Dataset:
• • • •
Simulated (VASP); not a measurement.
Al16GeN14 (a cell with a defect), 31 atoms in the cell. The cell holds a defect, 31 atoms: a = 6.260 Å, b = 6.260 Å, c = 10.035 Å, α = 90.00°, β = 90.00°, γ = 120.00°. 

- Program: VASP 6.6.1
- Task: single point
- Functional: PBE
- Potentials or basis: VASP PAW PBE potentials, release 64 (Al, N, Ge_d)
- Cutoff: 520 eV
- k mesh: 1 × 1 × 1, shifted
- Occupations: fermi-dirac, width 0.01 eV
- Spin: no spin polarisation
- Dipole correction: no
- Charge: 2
• • • •

Brief: Reproduce the full listing above, keeping every line intact.

Task response:
Simulated (VASP); not a measurement.
Al16GeN14 (a cell with a defect), 31 atoms in the cell. The cell holds a defect, 31 atoms: a = 6.260 Å, b = 6.260 Å, c = 10.035 Å, α = 90.00°, β = 90.00°, γ = 120.00°. 

- Program: VASP 6.6.1
- Task: single point
- Functional: PBE
- Potentials or basis: VASP PAW PBE potentials, release 64 (Al, N, Ge_d)
- Cutoff: 520 eV
- k mesh: 1 × 1 × 1, shifted
- Occupations: fermi-dirac, width 0.01 eV
- Spin: no spin polarisation
- Dipole correction: no
- Charge: 2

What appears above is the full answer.